** Assignment **
The records below hold a stretch from the line with "C2H2Cl2Sn (SMILES C#[C][SnH]([Cl])[Cl])**" through the line with "The species is"; return exactly those lines, ends included, and nothing more.

Segment Open

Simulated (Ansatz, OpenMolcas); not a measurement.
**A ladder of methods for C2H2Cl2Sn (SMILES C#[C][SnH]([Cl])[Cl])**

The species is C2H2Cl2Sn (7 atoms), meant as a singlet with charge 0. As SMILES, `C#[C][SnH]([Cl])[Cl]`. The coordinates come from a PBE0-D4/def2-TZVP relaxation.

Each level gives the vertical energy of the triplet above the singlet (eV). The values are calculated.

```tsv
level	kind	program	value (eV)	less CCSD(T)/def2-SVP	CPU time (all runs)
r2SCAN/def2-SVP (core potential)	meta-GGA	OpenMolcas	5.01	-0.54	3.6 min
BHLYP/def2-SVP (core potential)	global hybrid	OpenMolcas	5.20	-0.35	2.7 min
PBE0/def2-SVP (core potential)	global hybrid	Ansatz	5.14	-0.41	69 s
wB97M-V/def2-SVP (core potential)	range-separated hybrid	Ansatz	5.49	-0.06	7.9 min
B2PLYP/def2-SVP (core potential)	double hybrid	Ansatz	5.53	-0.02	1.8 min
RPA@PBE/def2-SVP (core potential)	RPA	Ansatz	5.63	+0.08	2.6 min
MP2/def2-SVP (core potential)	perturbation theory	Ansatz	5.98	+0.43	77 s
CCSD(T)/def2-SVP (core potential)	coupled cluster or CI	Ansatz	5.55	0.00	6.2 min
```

Segment Closed

** Exercise response **
**A ladder of methods for C2H2Cl2Sn (SMILES C#[C][SnH]([Cl])[Cl])**

The species is C2H2Cl2Sn (7 atoms), meant as a singlet with charge 0. As SMILES, `C#[C][SnH]([Cl])[Cl]`. The coordinates come from a PBE0-D4/def2-TZVP relaxation.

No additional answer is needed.